Start of Block

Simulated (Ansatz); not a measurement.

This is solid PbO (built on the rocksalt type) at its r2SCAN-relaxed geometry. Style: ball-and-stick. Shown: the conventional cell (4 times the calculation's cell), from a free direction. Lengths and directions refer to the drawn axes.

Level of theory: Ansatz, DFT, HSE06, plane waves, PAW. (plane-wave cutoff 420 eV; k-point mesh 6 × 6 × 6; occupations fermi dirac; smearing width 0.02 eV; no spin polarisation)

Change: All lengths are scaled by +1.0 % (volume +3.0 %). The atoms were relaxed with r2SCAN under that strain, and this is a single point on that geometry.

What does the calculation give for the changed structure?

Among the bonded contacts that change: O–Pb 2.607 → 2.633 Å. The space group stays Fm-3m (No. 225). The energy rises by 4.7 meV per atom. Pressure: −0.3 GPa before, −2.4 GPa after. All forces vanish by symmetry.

End of Block

From the first line of the material above down to the line with "What does the", output each line exactly; include both of those lines and add no others.

## Worked solution
Simulated (Ansatz); not a measurement.

This is solid PbO (built on the rocksalt type) at its r2SCAN-relaxed geometry. Style: ball-and-stick. Shown: the conventional cell (4 times the calculation's cell), from a free direction. Lengths and directions refer to the drawn axes.

Level of theory: Ansatz, DFT, HSE06, plane waves, PAW. (plane-wave cutoff 420 eV; k-point mesh 6 × 6 × 6; occupations fermi dirac; smearing width 0.02 eV; no spin polarisation)

Change: All lengths are scaled by +1.0 % (volume +3.0 %). The atoms were relaxed with r2SCAN under that strain, and this is a single point on that geometry.

What does the calculation give for the changed structure?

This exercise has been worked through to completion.